Record set>
----------

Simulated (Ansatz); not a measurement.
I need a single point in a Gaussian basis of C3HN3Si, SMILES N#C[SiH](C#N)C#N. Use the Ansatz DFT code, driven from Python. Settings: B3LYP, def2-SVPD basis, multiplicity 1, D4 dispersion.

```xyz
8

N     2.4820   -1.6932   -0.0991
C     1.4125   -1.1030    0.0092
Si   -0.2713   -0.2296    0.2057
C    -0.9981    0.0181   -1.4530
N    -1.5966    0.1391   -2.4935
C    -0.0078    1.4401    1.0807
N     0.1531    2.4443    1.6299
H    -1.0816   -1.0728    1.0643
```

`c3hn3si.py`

----------

Required action> In full and without alteration, reproduce the records above.

Written solution>
Simulated (Ansatz); not a measurement.
I need a single point in a Gaussian basis of C3HN3Si, SMILES N#C[SiH](C#N)C#N. Use the Ansatz DFT code, driven from Python. Settings: B3LYP, def2-SVPD basis, multiplicity 1, D4 dispersion.

```xyz
8

N     2.4820   -1.6932   -0.0991
C     1.4125   -1.1030    0.0092
Si   -0.2713   -0.2296    0.2057
C    -0.9981    0.0181   -1.4530
N    -1.5966    0.1391   -2.4935
C    -0.0078    1.4401    1.0807
N     0.1531    2.4443    1.6299
H    -1.0816   -1.0728    1.0643
```

`c3hn3si.py`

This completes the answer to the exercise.